### EXTRACTED RECORDS
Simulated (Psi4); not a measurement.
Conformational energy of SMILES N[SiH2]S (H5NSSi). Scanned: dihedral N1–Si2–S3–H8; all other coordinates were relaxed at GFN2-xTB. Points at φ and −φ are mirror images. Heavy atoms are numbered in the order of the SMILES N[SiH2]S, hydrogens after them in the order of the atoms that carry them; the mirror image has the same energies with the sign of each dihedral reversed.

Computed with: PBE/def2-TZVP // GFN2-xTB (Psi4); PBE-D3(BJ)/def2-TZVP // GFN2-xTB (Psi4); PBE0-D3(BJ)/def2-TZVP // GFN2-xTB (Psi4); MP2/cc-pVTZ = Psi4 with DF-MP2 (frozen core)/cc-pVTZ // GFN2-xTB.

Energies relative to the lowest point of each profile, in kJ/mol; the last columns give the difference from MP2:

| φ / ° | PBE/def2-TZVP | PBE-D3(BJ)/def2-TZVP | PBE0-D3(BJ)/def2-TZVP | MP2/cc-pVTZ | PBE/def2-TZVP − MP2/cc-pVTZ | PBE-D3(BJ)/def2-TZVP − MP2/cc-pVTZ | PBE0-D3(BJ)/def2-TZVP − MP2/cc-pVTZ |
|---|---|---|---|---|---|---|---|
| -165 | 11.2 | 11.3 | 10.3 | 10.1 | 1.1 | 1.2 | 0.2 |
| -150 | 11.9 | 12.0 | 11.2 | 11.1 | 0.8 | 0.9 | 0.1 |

### REQUIREMENT
Return only the lines spanning from the first line of the material through the line with "1.1 | 1.2 | 0.2 |", copied exactly, both ends kept.

### YOUR SOLUTION
Simulated (Psi4); not a measurement.
Conformational energy of SMILES N[SiH2]S (H5NSSi). Scanned: dihedral N1–Si2–S3–H8; all other coordinates were relaxed at GFN2-xTB. Points at φ and −φ are mirror images. Heavy atoms are numbered in the order of the SMILES N[SiH2]S, hydrogens after them in the order of the atoms that carry them; the mirror image has the same energies with the sign of each dihedral reversed.

Computed with: PBE/def2-TZVP // GFN2-xTB (Psi4); PBE-D3(BJ)/def2-TZVP // GFN2-xTB (Psi4); PBE0-D3(BJ)/def2-TZVP // GFN2-xTB (Psi4); MP2/cc-pVTZ = Psi4 with DF-MP2 (frozen core)/cc-pVTZ // GFN2-xTB.

Energies relative to the lowest point of each profile, in kJ/mol; the last columns give the difference from MP2:

| φ / ° | PBE/def2-TZVP | PBE-D3(BJ)/def2-TZVP | PBE0-D3(BJ)/def2-TZVP | MP2/cc-pVTZ | PBE/def2-TZVP − MP2/cc-pVTZ | PBE-D3(BJ)/def2-TZVP − MP2/cc-pVTZ | PBE0-D3(BJ)/def2-TZVP − MP2/cc-pVTZ |
|---|---|---|---|---|---|---|---|
| -165 | 11.2 | 11.3 | 10.3 | 10.1 | 1.1 | 1.2 | 0.2 |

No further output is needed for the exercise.